▶ [Assigned task] Each entry has to be printed again exactly.

Start of Information provided
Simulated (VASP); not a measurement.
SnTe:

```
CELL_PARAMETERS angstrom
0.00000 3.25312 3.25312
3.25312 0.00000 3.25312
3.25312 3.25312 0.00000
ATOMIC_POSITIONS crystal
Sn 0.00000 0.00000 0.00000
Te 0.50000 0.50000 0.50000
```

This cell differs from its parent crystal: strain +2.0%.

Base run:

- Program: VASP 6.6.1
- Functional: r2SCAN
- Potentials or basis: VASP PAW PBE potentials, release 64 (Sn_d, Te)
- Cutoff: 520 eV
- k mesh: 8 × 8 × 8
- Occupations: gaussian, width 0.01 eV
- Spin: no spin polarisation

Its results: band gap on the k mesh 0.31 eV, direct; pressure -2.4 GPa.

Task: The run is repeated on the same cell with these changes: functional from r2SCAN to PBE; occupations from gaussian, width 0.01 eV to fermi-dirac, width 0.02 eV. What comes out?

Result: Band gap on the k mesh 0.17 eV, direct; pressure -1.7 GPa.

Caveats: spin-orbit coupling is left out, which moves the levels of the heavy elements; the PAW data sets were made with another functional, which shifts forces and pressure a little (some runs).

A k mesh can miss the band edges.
End of Information provided

▶ [Exercise solution]
Simulated (VASP); not a measurement.
SnTe:

```
CELL_PARAMETERS angstrom
0.00000 3.25312 3.25312
3.25312 0.00000 3.25312
3.25312 3.25312 0.00000
ATOMIC_POSITIONS crystal
Sn 0.00000 0.00000 0.00000
Te 0.50000 0.50000 0.50000
```

This cell differs from its parent crystal: strain +2.0%.

Base run:

- Program: VASP 6.6.1
- Functional: r2SCAN
- Potentials or basis: VASP PAW PBE potentials, release 64 (Sn_d, Te)
- Cutoff: 520 eV
- k mesh: 8 × 8 × 8
- Occupations: gaussian, width 0.01 eV
- Spin: no spin polarisation

Its results: band gap on the k mesh 0.31 eV, direct; pressure -2.4 GPa.

Task: The run is repeated on the same cell with these changes: functional from r2SCAN to PBE; occupations from gaussian, width 0.01 eV to fermi-dirac, width 0.02 eV. What comes out?

Result: Band gap on the k mesh 0.17 eV, direct; pressure -1.7 GPa.

Caveats: spin-orbit coupling is left out, which moves the levels of the heavy elements; the PAW data sets were made with another functional, which shifts forces and pressure a little (some runs).

A k mesh can miss the band edges.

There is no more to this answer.